[[ Data extract open ]]
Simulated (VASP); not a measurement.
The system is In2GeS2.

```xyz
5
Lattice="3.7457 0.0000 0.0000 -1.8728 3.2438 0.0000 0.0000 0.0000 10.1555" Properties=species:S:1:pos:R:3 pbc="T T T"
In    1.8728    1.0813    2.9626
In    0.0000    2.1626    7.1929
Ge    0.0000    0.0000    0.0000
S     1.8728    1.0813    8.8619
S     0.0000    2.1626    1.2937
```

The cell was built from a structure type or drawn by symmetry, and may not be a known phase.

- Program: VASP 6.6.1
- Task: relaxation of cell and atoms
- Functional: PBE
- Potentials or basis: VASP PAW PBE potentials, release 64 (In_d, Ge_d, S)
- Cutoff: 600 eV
[[ Data extract closed ]]

◆ **Requirement**
Write every entry out again. Keep each one exact.

◆ **Your response**
Simulated (VASP); not a measurement.
The system is In2GeS2.

```xyz
5
Lattice="3.7457 0.0000 0.0000 -1.8728 3.2438 0.0000 0.0000 0.0000 10.1555" Properties=species:S:1:pos:R:3 pbc="T T T"
In    1.8728    1.0813    2.9626
In    0.0000    2.1626    7.1929
Ge    0.0000    0.0000    0.0000
S     1.8728    1.0813    8.8619
S     0.0000    2.1626    1.2937
```

The cell was built from a structure type or drawn by symmetry, and may not be a known phase.

- Program: VASP 6.6.1
- Task: relaxation of cell and atoms
- Functional: PBE
- Potentials or basis: VASP PAW PBE potentials, release 64 (In_d, Ge_d, S)
- Cutoff: 600 eV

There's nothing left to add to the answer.